*Action item*:
The line containing "A: Over 34 steps" marks the end; copy exactly all lines from the start of the material up to and including it.

━━━━━━━━━━━━━━━━━━━━━━━━━━━━━━

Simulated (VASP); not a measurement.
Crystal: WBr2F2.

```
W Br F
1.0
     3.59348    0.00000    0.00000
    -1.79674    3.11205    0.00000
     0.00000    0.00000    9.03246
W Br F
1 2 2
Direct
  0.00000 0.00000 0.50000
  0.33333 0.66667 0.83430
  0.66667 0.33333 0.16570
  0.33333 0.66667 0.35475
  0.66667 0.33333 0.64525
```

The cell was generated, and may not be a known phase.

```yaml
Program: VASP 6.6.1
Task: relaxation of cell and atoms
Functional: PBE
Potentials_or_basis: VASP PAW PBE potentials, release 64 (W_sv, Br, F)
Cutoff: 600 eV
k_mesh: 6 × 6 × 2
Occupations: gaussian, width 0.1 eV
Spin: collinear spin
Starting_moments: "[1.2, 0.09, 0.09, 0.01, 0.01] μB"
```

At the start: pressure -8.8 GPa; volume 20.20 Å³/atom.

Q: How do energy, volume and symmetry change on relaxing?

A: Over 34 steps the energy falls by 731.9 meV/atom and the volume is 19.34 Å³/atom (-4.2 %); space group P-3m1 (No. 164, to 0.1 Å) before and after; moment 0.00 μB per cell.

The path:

━━━━━━━━━━━━━━━━━━━━━━━━━━━━━━

*Task result*:
Simulated (VASP); not a measurement.
Crystal: WBr2F2.

```
W Br F
1.0
     3.59348    0.00000    0.00000
    -1.79674    3.11205    0.00000
     0.00000    0.00000    9.03246
W Br F
1 2 2
Direct
  0.00000 0.00000 0.50000
  0.33333 0.66667 0.83430
  0.66667 0.33333 0.16570
  0.33333 0.66667 0.35475
  0.66667 0.33333 0.64525
```

The cell was generated, and may not be a known phase.

```yaml
Program: VASP 6.6.1
Task: relaxation of cell and atoms
Functional: PBE
Potentials_or_basis: VASP PAW PBE potentials, release 64 (W_sv, Br, F)
Cutoff: 600 eV
k_mesh: 6 × 6 × 2
Occupations: gaussian, width 0.1 eV
Spin: collinear spin
Starting_moments: "[1.2, 0.09, 0.09, 0.01, 0.01] μB"
```

At the start: pressure -8.8 GPa; volume 20.20 Å³/atom.

Q: How do energy, volume and symmetry change on relaxing?

A: Over 34 steps the energy falls by 731.9 meV/atom and the volume is 19.34 Å³/atom (-4.2 %); space group P-3m1 (No. 164, to 0.1 Å) before and after; moment 0.00 μB per cell.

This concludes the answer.